» **WORK TASK**
Copy every line below precisely as it appears.

------------------------

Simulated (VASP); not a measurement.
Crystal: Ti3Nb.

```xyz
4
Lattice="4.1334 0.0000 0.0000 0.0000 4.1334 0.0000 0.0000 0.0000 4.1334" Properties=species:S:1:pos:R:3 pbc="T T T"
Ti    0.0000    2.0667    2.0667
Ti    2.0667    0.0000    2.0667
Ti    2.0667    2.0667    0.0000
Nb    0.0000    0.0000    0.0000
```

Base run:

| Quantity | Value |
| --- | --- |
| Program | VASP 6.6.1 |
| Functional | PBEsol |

------------------------

» **PROBLEM SOLUTION**
Simulated (VASP); not a measurement.
Crystal: Ti3Nb.

```xyz
4
Lattice="4.1334 0.0000 0.0000 0.0000 4.1334 0.0000 0.0000 0.0000 4.1334" Properties=species:S:1:pos:R:3 pbc="T T T"
Ti    0.0000    2.0667    2.0667
Ti    2.0667    0.0000    2.0667
Ti    2.0667    2.0667    0.0000
Nb    0.0000    0.0000    0.0000
```

Base run:

| Quantity | Value |
| --- | --- |
| Program | VASP 6.6.1 |
| Functional | PBEsol |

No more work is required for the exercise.